## [Data]

* * * * * * *

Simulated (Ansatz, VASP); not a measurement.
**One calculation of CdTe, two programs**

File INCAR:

* * * * * * *

## [Work request]
Copy the entries exactly, leaving no line out.

## [Response area]
Simulated (Ansatz, VASP); not a measurement.
**One calculation of CdTe, two programs**

File INCAR:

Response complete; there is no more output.